Up to and including the line with "Task: Something in this input is off. What?", copy the records below exactly from their first line.

═══ RAW DATA
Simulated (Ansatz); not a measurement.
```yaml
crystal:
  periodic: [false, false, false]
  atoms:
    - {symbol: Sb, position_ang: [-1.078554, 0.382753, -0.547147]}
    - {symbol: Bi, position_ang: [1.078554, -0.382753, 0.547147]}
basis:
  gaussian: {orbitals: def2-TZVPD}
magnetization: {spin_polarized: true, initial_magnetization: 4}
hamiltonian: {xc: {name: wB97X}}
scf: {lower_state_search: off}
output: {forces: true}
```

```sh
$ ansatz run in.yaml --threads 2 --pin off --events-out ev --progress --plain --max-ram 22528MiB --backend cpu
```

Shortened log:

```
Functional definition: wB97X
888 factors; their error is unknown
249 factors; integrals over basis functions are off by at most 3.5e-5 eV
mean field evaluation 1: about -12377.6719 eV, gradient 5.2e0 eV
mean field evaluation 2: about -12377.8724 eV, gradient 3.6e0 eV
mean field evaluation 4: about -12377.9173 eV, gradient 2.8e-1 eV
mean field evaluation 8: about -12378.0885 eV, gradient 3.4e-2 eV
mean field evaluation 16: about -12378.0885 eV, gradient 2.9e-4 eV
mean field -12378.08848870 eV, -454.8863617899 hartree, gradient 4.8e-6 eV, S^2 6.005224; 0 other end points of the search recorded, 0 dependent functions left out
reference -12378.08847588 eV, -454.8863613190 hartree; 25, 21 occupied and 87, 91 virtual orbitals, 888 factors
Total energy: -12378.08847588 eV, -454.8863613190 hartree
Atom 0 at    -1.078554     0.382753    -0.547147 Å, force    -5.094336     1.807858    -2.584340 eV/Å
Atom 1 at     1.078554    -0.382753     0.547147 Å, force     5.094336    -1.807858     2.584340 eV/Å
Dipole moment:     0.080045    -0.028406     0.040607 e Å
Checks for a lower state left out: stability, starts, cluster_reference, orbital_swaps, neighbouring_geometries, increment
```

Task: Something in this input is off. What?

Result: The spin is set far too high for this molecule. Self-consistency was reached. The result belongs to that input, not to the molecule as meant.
══════

▶ _EXERCISE RESULT_
Simulated (Ansatz); not a measurement.
```yaml
crystal:
  periodic: [false, false, false]
  atoms:
    - {symbol: Sb, position_ang: [-1.078554, 0.382753, -0.547147]}
    - {symbol: Bi, position_ang: [1.078554, -0.382753, 0.547147]}
basis:
  gaussian: {orbitals: def2-TZVPD}
magnetization: {spin_polarized: true, initial_magnetization: 4}
hamiltonian: {xc: {name: wB97X}}
scf: {lower_state_search: off}
output: {forces: true}
```

```sh
$ ansatz run in.yaml --threads 2 --pin off --events-out ev --progress --plain --max-ram 22528MiB --backend cpu
```

Shortened log:

```
Functional definition: wB97X
888 factors; their error is unknown
249 factors; integrals over basis functions are off by at most 3.5e-5 eV
mean field evaluation 1: about -12377.6719 eV, gradient 5.2e0 eV
mean field evaluation 2: about -12377.8724 eV, gradient 3.6e0 eV
mean field evaluation 4: about -12377.9173 eV, gradient 2.8e-1 eV
mean field evaluation 8: about -12378.0885 eV, gradient 3.4e-2 eV
mean field evaluation 16: about -12378.0885 eV, gradient 2.9e-4 eV
mean field -12378.08848870 eV, -454.8863617899 hartree, gradient 4.8e-6 eV, S^2 6.005224; 0 other end points of the search recorded, 0 dependent functions left out
reference -12378.08847588 eV, -454.8863613190 hartree; 25, 21 occupied and 87, 91 virtual orbitals, 888 factors
Total energy: -12378.08847588 eV, -454.8863613190 hartree
Atom 0 at    -1.078554     0.382753    -0.547147 Å, force    -5.094336     1.807858    -2.584340 eV/Å
Atom 1 at     1.078554    -0.382753     0.547147 Å, force     5.094336    -1.807858     2.584340 eV/Å
Dipole moment:     0.080045    -0.028406     0.040607 e Å
Checks for a lower state left out: stability, starts, cluster_reference, orbital_swaps, neighbouring_geometries, increment
```

Task: Something in this input is off. What?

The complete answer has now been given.